Extracted data:
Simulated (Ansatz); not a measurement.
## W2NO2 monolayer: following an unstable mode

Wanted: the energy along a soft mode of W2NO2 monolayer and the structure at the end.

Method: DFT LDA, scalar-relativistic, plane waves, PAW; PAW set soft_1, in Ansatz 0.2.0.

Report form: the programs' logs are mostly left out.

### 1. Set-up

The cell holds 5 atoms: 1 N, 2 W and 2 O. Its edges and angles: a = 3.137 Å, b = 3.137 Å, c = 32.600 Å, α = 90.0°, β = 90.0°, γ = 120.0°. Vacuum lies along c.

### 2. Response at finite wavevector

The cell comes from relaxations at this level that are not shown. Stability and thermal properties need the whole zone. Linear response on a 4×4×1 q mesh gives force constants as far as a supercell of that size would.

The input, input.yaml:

Assignment:
Line by line, repeat the data exactly.

Result:
Simulated (Ansatz); not a measurement.
## W2NO2 monolayer: following an unstable mode

Wanted: the energy along a soft mode of W2NO2 monolayer and the structure at the end.

Method: DFT LDA, scalar-relativistic, plane waves, PAW; PAW set soft_1, in Ansatz 0.2.0.

Report form: the programs' logs are mostly left out.

### 1. Set-up

The cell holds 5 atoms: 1 N, 2 W and 2 O. Its edges and angles: a = 3.137 Å, b = 3.137 Å, c = 32.600 Å, α = 90.0°, β = 90.0°, γ = 120.0°. Vacuum lies along c.

### 2. Response at finite wavevector

The cell comes from relaxations at this level that are not shown. Stability and thermal properties need the whole zone. Linear response on a 4×4×1 q mesh gives force constants as far as a supercell of that size would.

The input, input.yaml:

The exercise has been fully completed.